▸ **Assigned task**
Return the lines from the start of the data through the line with "The pressure is its mean diagonal, 17.50 GPa.". Include both of those lines and no others.

###

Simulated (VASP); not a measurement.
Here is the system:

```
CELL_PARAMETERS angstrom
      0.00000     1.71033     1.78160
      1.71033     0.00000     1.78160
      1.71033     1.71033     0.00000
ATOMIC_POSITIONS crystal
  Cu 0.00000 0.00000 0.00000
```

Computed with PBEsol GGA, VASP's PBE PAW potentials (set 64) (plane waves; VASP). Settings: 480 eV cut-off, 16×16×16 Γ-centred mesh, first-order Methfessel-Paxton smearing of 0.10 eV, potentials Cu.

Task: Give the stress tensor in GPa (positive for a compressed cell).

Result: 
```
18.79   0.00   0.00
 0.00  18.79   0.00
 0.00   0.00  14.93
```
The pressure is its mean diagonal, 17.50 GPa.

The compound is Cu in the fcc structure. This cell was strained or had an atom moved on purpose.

###

▸ **Problem solution**
Simulated (VASP); not a measurement.
Here is the system:

```
CELL_PARAMETERS angstrom
      0.00000     1.71033     1.78160
      1.71033     0.00000     1.78160
      1.71033     1.71033     0.00000
ATOMIC_POSITIONS crystal
  Cu 0.00000 0.00000 0.00000
```

Computed with PBEsol GGA, VASP's PBE PAW potentials (set 64) (plane waves; VASP). Settings: 480 eV cut-off, 16×16×16 Γ-centred mesh, first-order Methfessel-Paxton smearing of 0.10 eV, potentials Cu.

Task: Give the stress tensor in GPa (positive for a compressed cell).

Result: 
```
18.79   0.00   0.00
 0.00  18.79   0.00
 0.00   0.00  14.93
```
The pressure is its mean diagonal, 17.50 GPa.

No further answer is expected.